=== Assigned task ===
Beginning with the opening line, restate the following material exactly, up through the line that contains "Geometry optimised at PBE0-D3(BJ)/def2-TZVP.".

····················

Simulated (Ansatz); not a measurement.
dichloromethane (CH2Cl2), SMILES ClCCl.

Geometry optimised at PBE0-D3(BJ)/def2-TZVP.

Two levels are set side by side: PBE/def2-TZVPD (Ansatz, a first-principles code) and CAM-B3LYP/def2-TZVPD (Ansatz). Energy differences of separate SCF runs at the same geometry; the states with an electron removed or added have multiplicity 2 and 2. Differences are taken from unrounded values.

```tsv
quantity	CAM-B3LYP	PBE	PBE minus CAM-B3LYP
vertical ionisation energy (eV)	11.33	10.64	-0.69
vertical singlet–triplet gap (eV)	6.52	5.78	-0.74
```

····················

=== Written response ===
Simulated (Ansatz); not a measurement.
dichloromethane (CH2Cl2), SMILES ClCCl.

Geometry optimised at PBE0-D3(BJ)/def2-TZVP.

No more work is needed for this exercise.